Print, in exact form, the lines below from the one containing "Potentials or basis: VASP" through the one containing "Estimate the band gap on the k mesh.", and omit all others.

> _DATASET RECORDS_
*** Begin section ***
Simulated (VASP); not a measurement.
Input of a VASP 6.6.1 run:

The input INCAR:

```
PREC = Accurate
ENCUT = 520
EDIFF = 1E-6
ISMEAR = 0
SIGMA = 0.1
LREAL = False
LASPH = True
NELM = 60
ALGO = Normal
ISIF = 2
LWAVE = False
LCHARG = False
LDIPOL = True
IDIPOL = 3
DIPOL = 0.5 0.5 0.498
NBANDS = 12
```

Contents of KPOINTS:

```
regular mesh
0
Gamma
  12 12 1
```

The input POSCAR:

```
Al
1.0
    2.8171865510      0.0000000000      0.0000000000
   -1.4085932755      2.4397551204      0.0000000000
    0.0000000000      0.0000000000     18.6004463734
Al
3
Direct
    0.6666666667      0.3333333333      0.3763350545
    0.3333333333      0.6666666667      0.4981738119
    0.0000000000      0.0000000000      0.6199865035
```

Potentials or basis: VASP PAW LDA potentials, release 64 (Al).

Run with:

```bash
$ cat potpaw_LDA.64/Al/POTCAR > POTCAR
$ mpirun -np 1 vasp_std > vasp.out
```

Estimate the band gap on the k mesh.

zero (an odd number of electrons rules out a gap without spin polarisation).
*** End section ***

> _SOLUTION_
Potentials or basis: VASP PAW LDA potentials, release 64 (Al).

Run with:

```bash
$ cat potpaw_LDA.64/Al/POTCAR > POTCAR
$ mpirun -np 1 vasp_std > vasp.out
```

Estimate the band gap on the k mesh.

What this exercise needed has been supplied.